_WORK TASK_
Give each record below again, without a single difference.

▼▼▼

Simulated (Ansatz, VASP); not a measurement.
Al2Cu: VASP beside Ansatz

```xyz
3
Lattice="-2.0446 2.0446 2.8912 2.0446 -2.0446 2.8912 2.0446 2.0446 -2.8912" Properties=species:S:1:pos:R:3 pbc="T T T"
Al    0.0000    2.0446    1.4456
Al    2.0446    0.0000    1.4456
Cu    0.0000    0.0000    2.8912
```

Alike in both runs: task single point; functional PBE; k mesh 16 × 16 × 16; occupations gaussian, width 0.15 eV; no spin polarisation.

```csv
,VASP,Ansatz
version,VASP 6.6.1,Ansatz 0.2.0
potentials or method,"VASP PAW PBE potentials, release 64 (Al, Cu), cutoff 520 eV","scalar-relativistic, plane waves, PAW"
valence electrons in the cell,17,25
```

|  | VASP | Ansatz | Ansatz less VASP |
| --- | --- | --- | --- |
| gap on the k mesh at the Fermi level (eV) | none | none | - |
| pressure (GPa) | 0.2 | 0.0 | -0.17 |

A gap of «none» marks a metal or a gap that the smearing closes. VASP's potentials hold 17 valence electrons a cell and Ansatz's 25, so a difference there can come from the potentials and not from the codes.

▲▲▲

_TASK RESULT_
Simulated (Ansatz, VASP); not a measurement.
Al2Cu: VASP beside Ansatz

```xyz
3
Lattice="-2.0446 2.0446 2.8912 2.0446 -2.0446 2.8912 2.0446 2.0446 -2.8912" Properties=species:S:1:pos:R:3 pbc="T T T"
Al    0.0000    2.0446    1.4456
Al    2.0446    0.0000    1.4456
Cu    0.0000    0.0000    2.8912
```

Alike in both runs: task single point; functional PBE; k mesh 16 × 16 × 16; occupations gaussian, width 0.15 eV; no spin polarisation.

```csv
,VASP,Ansatz
version,VASP 6.6.1,Ansatz 0.2.0
potentials or method,"VASP PAW PBE potentials, release 64 (Al, Cu), cutoff 520 eV","scalar-relativistic, plane waves, PAW"
valence electrons in the cell,17,25
```

|  | VASP | Ansatz | Ansatz less VASP |
| --- | --- | --- | --- |
| gap on the k mesh at the Fermi level (eV) | none | none | - |
| pressure (GPa) | 0.2 | 0.0 | -0.17 |

A gap of «none» marks a metal or a gap that the smearing closes. VASP's potentials hold 17 valence electrons a cell and Ansatz's 25, so a difference there can come from the potentials and not from the codes.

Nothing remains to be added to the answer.